**REQUIRED ACTION:**
Quote the material below exactly as written, from the first line to the line that holds "One change at a time: W IV", endpoints included.

DATA FOR REVIEW: Begin
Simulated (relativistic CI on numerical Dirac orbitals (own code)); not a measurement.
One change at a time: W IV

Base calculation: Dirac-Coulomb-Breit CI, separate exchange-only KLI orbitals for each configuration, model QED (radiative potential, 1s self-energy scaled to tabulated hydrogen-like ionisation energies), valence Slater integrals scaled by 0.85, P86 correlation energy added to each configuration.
DATA FOR REVIEW: End

**WRITTEN REPLY:**
Simulated (relativistic CI on numerical Dirac orbitals (own code)); not a measurement.
One change at a time: W IV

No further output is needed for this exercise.